Assignment
Give back every entry, exactly as written.

Data for analysis
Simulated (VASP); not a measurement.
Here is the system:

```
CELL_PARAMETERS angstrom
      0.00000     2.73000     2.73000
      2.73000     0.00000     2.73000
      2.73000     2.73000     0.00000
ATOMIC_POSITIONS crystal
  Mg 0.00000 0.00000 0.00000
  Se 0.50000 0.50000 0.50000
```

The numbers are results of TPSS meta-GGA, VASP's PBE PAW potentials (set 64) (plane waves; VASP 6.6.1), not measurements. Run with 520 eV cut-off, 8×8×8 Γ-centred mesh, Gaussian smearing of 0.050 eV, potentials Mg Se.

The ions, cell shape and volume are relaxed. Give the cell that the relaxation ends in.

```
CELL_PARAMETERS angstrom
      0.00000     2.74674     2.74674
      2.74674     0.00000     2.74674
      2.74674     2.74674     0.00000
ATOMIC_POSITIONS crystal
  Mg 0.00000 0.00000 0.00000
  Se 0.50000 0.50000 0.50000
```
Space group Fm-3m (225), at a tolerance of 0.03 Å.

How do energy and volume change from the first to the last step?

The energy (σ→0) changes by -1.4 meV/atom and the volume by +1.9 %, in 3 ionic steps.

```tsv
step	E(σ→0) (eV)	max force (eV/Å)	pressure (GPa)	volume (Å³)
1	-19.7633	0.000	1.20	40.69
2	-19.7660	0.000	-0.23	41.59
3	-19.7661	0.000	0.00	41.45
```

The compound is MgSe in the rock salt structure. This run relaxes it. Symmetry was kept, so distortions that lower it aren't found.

Exercise response
Simulated (VASP); not a measurement.
Here is the system:

```
CELL_PARAMETERS angstrom
      0.00000     2.73000     2.73000
      2.73000     0.00000     2.73000
      2.73000     2.73000     0.00000
ATOMIC_POSITIONS crystal
  Mg 0.00000 0.00000 0.00000
  Se 0.50000 0.50000 0.50000
```

The numbers are results of TPSS meta-GGA, VASP's PBE PAW potentials (set 64) (plane waves; VASP 6.6.1), not measurements. Run with 520 eV cut-off, 8×8×8 Γ-centred mesh, Gaussian smearing of 0.050 eV, potentials Mg Se.

The ions, cell shape and volume are relaxed. Give the cell that the relaxation ends in.

```
CELL_PARAMETERS angstrom
      0.00000     2.74674     2.74674
      2.74674     0.00000     2.74674
      2.74674     2.74674     0.00000
ATOMIC_POSITIONS crystal
  Mg 0.00000 0.00000 0.00000
  Se 0.50000 0.50000 0.50000
```
Space group Fm-3m (225), at a tolerance of 0.03 Å.

How do energy and volume change from the first to the last step?

The energy (σ→0) changes by -1.4 meV/atom and the volume by +1.9 %, in 3 ionic steps.

```tsv
step	E(σ→0) (eV)	max force (eV/Å)	pressure (GPa)	volume (Å³)
1	-19.7633	0.000	1.20	40.69
2	-19.7660	0.000	-0.23	41.59
3	-19.7661	0.000	0.00	41.45
```

The compound is MgSe in the rock salt structure. This run relaxes it. Symmetry was kept, so distortions that lower it aren't found.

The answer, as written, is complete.